Find the line with "VASP | Ansatz |" in the records below. Copy it and every line after it, up to and including the line with "shells in valence.".

..............................

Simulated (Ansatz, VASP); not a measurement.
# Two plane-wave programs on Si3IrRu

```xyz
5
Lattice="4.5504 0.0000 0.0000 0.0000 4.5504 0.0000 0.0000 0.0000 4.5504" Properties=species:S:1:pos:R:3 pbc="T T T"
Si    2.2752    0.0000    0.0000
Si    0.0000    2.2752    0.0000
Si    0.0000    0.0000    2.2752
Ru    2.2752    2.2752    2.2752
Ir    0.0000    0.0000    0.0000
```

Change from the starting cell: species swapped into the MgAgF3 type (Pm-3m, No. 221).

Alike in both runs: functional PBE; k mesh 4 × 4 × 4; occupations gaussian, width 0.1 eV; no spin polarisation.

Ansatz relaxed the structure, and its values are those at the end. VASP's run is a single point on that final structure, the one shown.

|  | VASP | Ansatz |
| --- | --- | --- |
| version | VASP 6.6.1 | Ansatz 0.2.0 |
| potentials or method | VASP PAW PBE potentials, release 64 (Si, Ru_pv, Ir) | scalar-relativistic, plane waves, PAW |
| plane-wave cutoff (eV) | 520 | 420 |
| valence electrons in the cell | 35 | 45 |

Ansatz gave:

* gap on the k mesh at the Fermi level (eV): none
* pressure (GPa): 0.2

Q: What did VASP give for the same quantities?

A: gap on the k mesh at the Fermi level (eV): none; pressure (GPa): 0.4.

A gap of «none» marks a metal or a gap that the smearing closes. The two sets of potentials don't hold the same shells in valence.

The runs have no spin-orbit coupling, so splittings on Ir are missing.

..............................

**WRITTEN ANSWER:**
|  | VASP | Ansatz |
| --- | --- | --- |
| version | VASP 6.6.1 | Ansatz 0.2.0 |
| potentials or method | VASP PAW PBE potentials, release 64 (Si, Ru_pv, Ir) | scalar-relativistic, plane waves, PAW |
| plane-wave cutoff (eV) | 520 | 420 |
| valence electrons in the cell | 35 | 45 |

Ansatz gave:

* gap on the k mesh at the Fermi level (eV): none
* pressure (GPa): 0.2

Q: What did VASP give for the same quantities?

A: gap on the k mesh at the Fermi level (eV): none; pressure (GPa): 0.4.

A gap of «none» marks a metal or a gap that the smearing closes. The two sets of potentials don't hold the same shells in valence.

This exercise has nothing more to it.